* **WORK ORDER**
What follows is a listing. Return every line of it exactly.

╭──

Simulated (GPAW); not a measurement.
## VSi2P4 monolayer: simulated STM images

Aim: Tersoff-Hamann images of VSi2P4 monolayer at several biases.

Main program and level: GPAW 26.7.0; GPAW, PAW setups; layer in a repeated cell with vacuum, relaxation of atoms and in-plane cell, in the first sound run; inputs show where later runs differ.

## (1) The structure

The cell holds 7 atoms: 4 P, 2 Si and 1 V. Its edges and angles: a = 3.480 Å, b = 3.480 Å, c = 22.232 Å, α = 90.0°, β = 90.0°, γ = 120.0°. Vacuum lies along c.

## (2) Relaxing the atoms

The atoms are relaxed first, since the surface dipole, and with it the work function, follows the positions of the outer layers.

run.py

╰──

* **EXPECTED ANSWER**
Simulated (GPAW); not a measurement.
## VSi2P4 monolayer: simulated STM images

Aim: Tersoff-Hamann images of VSi2P4 monolayer at several biases.

Main program and level: GPAW 26.7.0; GPAW, PAW setups; layer in a repeated cell with vacuum, relaxation of atoms and in-plane cell, in the first sound run; inputs show where later runs differ.

## (1) The structure

The cell holds 7 atoms: 4 P, 2 Si and 1 V. Its edges and angles: a = 3.480 Å, b = 3.480 Å, c = 22.232 Å, α = 90.0°, β = 90.0°, γ = 120.0°. Vacuum lies along c.

## (2) Relaxing the atoms

The atoms are relaxed first, since the surface dipole, and with it the work function, follows the positions of the outer layers.

run.py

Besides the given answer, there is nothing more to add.